ASSIGNED TASK: All lines between the start of the listing below and the line containing "FLEUR MaX-R8.1; PBE", inclusive, must be repeated exactly.

--- START ---

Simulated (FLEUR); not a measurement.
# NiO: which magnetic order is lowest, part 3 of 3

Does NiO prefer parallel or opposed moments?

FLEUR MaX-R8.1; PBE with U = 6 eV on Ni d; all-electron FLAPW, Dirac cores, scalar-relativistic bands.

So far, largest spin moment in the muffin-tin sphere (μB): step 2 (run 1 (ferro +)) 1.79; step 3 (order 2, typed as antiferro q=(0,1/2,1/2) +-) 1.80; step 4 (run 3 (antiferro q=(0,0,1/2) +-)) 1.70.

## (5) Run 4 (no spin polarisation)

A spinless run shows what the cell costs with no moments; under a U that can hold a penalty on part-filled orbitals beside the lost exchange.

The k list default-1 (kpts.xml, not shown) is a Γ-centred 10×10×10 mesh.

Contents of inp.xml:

--- END ---

WRITTEN SOLUTION:
Simulated (FLEUR); not a measurement.
# NiO: which magnetic order is lowest, part 3 of 3

Does NiO prefer parallel or opposed moments?

FLEUR MaX-R8.1; PBE with U = 6 eV on Ni d; all-electron FLAPW, Dirac cores, scalar-relativistic bands.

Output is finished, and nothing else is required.